**Work order:** Write out the data exactly from its first line onward, ending with the line in which "Result: 293.82 −" appears.

**Dataset records:**
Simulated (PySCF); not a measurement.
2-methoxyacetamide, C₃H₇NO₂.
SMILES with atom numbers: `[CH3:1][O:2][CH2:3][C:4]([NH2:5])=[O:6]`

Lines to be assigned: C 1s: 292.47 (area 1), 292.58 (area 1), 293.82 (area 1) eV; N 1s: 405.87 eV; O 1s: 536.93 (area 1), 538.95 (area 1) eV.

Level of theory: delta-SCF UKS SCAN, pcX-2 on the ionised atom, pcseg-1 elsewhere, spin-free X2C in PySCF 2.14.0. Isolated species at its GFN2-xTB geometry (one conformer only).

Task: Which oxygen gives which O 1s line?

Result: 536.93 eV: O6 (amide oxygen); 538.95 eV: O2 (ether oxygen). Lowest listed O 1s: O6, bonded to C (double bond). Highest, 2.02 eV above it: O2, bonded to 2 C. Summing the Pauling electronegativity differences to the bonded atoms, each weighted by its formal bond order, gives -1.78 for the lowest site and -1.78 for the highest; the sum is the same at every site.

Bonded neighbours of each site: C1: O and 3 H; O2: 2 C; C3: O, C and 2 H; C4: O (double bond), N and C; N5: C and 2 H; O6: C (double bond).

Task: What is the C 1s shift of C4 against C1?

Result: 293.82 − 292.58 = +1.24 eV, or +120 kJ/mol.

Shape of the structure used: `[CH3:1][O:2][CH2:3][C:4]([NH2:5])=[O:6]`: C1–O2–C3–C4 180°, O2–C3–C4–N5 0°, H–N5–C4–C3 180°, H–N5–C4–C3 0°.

**Exercise solution:**
Simulated (PySCF); not a measurement.
2-methoxyacetamide, C₃H₇NO₂.
SMILES with atom numbers: `[CH3:1][O:2][CH2:3][C:4]([NH2:5])=[O:6]`

Lines to be assigned: C 1s: 292.47 (area 1), 292.58 (area 1), 293.82 (area 1) eV; N 1s: 405.87 eV; O 1s: 536.93 (area 1), 538.95 (area 1) eV.

Level of theory: delta-SCF UKS SCAN, pcX-2 on the ionised atom, pcseg-1 elsewhere, spin-free X2C in PySCF 2.14.0. Isolated species at its GFN2-xTB geometry (one conformer only).

Task: Which oxygen gives which O 1s line?

Result: 536.93 eV: O6 (amide oxygen); 538.95 eV: O2 (ether oxygen). Lowest listed O 1s: O6, bonded to C (double bond). Highest, 2.02 eV above it: O2, bonded to 2 C. Summing the Pauling electronegativity differences to the bonded atoms, each weighted by its formal bond order, gives -1.78 for the lowest site and -1.78 for the highest; the sum is the same at every site.

Bonded neighbours of each site: C1: O and 3 H; O2: 2 C; C3: O, C and 2 H; C4: O (double bond), N and C; N5: C and 2 H; O6: C (double bond).

Task: What is the C 1s shift of C4 against C1?

Result: 293.82 − 292.58 = +1.24 eV, or +120 kJ/mol.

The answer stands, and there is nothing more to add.